Work instruction.
Could you write out each of the records below exactly?

Dataset records.
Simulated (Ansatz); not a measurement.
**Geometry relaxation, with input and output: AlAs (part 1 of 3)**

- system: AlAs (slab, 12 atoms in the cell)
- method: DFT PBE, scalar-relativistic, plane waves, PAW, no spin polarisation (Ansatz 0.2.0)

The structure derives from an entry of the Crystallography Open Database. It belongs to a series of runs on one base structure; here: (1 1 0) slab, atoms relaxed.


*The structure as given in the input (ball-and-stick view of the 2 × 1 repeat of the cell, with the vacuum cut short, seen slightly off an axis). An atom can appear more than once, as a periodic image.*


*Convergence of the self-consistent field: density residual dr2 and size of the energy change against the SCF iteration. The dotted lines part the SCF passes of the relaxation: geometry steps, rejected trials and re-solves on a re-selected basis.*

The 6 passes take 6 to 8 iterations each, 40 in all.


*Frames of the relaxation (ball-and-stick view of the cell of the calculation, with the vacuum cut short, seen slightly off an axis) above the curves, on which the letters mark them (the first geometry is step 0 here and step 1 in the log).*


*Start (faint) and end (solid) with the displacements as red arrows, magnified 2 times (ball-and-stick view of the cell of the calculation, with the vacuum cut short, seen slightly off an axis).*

Task response.
Simulated (Ansatz); not a measurement.
**Geometry relaxation, with input and output: AlAs (part 1 of 3)**

- system: AlAs (slab, 12 atoms in the cell)
- method: DFT PBE, scalar-relativistic, plane waves, PAW, no spin polarisation (Ansatz 0.2.0)

The structure derives from an entry of the Crystallography Open Database. It belongs to a series of runs on one base structure; here: (1 1 0) slab, atoms relaxed.


*The structure as given in the input (ball-and-stick view of the 2 × 1 repeat of the cell, with the vacuum cut short, seen slightly off an axis). An atom can appear more than once, as a periodic image.*


*Convergence of the self-consistent field: density residual dr2 and size of the energy change against the SCF iteration. The dotted lines part the SCF passes of the relaxation: geometry steps, rejected trials and re-solves on a re-selected basis.*

The 6 passes take 6 to 8 iterations each, 40 in all.


*Frames of the relaxation (ball-and-stick view of the cell of the calculation, with the vacuum cut short, seen slightly off an axis) above the curves, on which the letters mark them (the first geometry is step 0 here and step 1 in the log).*


*Start (faint) and end (solid) with the displacements as red arrows, magnified 2 times (ball-and-stick view of the cell of the calculation, with the vacuum cut short, seen slightly off an axis).*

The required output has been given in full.